* ASSIGNMENT *
Take the data below and extract the lines from the one with "Si, 2.5335, 14.1006, 0.0019" to the one with "Si, 5.8742, 32.3475, 40.147", inclusive, exactly as written.

☆ ☆ ☆ ☆ ☆ ☆ ☆

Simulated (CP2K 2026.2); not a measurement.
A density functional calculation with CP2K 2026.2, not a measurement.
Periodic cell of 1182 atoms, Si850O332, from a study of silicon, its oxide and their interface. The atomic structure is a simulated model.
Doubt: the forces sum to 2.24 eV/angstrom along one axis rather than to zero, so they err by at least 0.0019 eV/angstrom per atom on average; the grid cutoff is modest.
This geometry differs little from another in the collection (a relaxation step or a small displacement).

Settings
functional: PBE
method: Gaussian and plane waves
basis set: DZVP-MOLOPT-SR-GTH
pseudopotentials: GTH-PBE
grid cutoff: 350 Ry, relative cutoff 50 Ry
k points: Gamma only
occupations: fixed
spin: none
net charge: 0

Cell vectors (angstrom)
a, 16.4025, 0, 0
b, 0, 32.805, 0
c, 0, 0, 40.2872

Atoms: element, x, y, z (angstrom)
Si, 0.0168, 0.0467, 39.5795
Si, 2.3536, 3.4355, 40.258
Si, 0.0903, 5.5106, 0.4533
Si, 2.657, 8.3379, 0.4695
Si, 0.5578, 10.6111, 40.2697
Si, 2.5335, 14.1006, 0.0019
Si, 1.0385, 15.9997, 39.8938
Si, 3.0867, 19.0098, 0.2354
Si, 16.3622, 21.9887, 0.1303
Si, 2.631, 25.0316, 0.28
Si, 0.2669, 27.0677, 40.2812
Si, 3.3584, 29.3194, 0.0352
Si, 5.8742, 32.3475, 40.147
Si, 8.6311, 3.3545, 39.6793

☆ ☆ ☆ ☆ ☆ ☆ ☆

* WORKED SOLUTION *
Si, 2.5335, 14.1006, 0.0019
Si, 1.0385, 15.9997, 39.8938
Si, 3.0867, 19.0098, 0.2354
Si, 16.3622, 21.9887, 0.1303
Si, 2.631, 25.0316, 0.28
Si, 0.2669, 27.0677, 40.2812
Si, 3.3584, 29.3194, 0.0352
Si, 5.8742, 32.3475, 40.147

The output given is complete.